[Dataset excerpts]
+++++

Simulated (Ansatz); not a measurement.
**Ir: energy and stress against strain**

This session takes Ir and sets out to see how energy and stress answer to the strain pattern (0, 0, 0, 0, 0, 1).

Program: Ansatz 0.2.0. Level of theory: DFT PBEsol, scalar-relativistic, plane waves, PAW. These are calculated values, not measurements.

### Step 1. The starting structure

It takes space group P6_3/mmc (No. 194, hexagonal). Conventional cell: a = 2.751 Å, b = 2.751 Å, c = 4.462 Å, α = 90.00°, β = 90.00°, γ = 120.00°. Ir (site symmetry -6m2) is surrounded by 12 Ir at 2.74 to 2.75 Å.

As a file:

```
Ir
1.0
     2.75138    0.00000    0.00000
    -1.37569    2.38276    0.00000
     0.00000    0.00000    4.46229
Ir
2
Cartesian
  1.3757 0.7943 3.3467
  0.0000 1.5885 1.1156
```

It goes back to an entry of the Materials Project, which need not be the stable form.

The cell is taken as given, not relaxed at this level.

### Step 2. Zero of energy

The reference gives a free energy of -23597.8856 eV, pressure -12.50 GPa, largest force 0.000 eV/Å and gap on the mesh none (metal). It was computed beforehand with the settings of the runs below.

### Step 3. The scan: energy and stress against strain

+++++

[Task item]
Please write out the material word for word from its first line through the line holding "### Step 2. Zero of energy", including both, and no line past it.

[Problem solution]
Simulated (Ansatz); not a measurement.
**Ir: energy and stress against strain**

This session takes Ir and sets out to see how energy and stress answer to the strain pattern (0, 0, 0, 0, 0, 1).

Program: Ansatz 0.2.0. Level of theory: DFT PBEsol, scalar-relativistic, plane waves, PAW. These are calculated values, not measurements.

### Step 1. The starting structure

It takes space group P6_3/mmc (No. 194, hexagonal). Conventional cell: a = 2.751 Å, b = 2.751 Å, c = 4.462 Å, α = 90.00°, β = 90.00°, γ = 120.00°. Ir (site symmetry -6m2) is surrounded by 12 Ir at 2.74 to 2.75 Å.

As a file:

```
Ir
1.0
     2.75138    0.00000    0.00000
    -1.37569    2.38276    0.00000
     0.00000    0.00000    4.46229
Ir
2
Cartesian
  1.3757 0.7943 3.3467
  0.0000 1.5885 1.1156
```

It goes back to an entry of the Materials Project, which need not be the stable form.

The cell is taken as given, not relaxed at this level.

### Step 2. Zero of energy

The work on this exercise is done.